WORK ITEM:
The response must reproduce every record in full.

§ §

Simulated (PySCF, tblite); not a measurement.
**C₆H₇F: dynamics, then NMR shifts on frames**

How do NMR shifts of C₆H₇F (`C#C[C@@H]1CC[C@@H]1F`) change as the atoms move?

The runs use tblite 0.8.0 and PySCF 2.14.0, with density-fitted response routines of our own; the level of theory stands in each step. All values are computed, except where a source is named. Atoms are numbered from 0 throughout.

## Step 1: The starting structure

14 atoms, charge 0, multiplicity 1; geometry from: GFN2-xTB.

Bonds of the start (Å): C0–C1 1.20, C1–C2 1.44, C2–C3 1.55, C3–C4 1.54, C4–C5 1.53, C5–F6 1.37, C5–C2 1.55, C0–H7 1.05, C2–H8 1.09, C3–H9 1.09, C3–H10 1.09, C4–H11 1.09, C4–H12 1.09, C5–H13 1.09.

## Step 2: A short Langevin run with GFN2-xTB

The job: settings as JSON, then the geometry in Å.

§ §

ANSWER SECTION:
Simulated (PySCF, tblite); not a measurement.
**C₆H₇F: dynamics, then NMR shifts on frames**

How do NMR shifts of C₆H₇F (`C#C[C@@H]1CC[C@@H]1F`) change as the atoms move?

The runs use tblite 0.8.0 and PySCF 2.14.0, with density-fitted response routines of our own; the level of theory stands in each step. All values are computed, except where a source is named. Atoms are numbered from 0 throughout.

## Step 1: The starting structure

14 atoms, charge 0, multiplicity 1; geometry from: GFN2-xTB.

Bonds of the start (Å): C0–C1 1.20, C1–C2 1.44, C2–C3 1.55, C3–C4 1.54, C4–C5 1.53, C5–F6 1.37, C5–C2 1.55, C0–H7 1.05, C2–H8 1.09, C3–H9 1.09, C3–H10 1.09, C4–H11 1.09, C4–H12 1.09, C5–H13 1.09.

## Step 2: A short Langevin run with GFN2-xTB

The job: settings as JSON, then the geometry in Å.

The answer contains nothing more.